· · ·
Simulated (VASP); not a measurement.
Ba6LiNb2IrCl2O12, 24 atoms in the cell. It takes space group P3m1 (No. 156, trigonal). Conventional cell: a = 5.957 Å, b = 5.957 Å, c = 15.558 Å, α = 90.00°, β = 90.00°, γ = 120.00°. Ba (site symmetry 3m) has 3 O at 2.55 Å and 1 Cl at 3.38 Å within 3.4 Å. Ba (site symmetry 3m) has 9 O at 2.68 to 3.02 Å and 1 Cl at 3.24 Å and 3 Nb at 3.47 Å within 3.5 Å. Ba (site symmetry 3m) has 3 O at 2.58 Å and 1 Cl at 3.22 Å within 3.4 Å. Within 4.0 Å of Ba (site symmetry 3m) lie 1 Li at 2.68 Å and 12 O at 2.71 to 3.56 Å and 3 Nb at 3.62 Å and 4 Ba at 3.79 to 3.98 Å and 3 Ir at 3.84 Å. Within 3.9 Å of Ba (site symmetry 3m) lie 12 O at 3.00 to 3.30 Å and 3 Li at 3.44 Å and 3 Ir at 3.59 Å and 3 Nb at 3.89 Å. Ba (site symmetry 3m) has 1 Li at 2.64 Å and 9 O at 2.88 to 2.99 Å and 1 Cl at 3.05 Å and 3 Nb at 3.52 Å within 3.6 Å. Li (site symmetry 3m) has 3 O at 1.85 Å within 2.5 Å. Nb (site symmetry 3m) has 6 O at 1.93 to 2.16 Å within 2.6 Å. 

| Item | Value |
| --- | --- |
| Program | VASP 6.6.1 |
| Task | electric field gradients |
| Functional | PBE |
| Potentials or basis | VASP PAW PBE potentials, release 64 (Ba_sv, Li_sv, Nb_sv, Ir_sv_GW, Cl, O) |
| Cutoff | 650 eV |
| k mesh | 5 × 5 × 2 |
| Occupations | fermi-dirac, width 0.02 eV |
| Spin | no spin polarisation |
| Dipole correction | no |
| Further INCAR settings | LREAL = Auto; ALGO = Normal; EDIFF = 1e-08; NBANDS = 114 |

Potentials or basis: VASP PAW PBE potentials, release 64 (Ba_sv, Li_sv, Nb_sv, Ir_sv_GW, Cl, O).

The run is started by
· · ·

— TASK ITEM —
Out of the data above, give again only the lines starting at the one holding "Ba6LiNb2IrCl2O12, 24 atoms" and ending at the one holding "spin polarisation |", unchanged.

— SOLUTION —
Ba6LiNb2IrCl2O12, 24 atoms in the cell. It takes space group P3m1 (No. 156, trigonal). Conventional cell: a = 5.957 Å, b = 5.957 Å, c = 15.558 Å, α = 90.00°, β = 90.00°, γ = 120.00°. Ba (site symmetry 3m) has 3 O at 2.55 Å and 1 Cl at 3.38 Å within 3.4 Å. Ba (site symmetry 3m) has 9 O at 2.68 to 3.02 Å and 1 Cl at 3.24 Å and 3 Nb at 3.47 Å within 3.5 Å. Ba (site symmetry 3m) has 3 O at 2.58 Å and 1 Cl at 3.22 Å within 3.4 Å. Within 4.0 Å of Ba (site symmetry 3m) lie 1 Li at 2.68 Å and 12 O at 2.71 to 3.56 Å and 3 Nb at 3.62 Å and 4 Ba at 3.79 to 3.98 Å and 3 Ir at 3.84 Å. Within 3.9 Å of Ba (site symmetry 3m) lie 12 O at 3.00 to 3.30 Å and 3 Li at 3.44 Å and 3 Ir at 3.59 Å and 3 Nb at 3.89 Å. Ba (site symmetry 3m) has 1 Li at 2.64 Å and 9 O at 2.88 to 2.99 Å and 1 Cl at 3.05 Å and 3 Nb at 3.52 Å within 3.6 Å. Li (site symmetry 3m) has 3 O at 1.85 Å within 2.5 Å. Nb (site symmetry 3m) has 6 O at 1.93 to 2.16 Å within 2.6 Å. 

| Item | Value |
| --- | --- |
| Program | VASP 6.6.1 |
| Task | electric field gradients |
| Functional | PBE |
| Potentials or basis | VASP PAW PBE potentials, release 64 (Ba_sv, Li_sv, Nb_sv, Ir_sv_GW, Cl, O) |
| Cutoff | 650 eV |
| k mesh | 5 × 5 × 2 |
| Occupations | fermi-dirac, width 0.02 eV |
| Spin | no spin polarisation |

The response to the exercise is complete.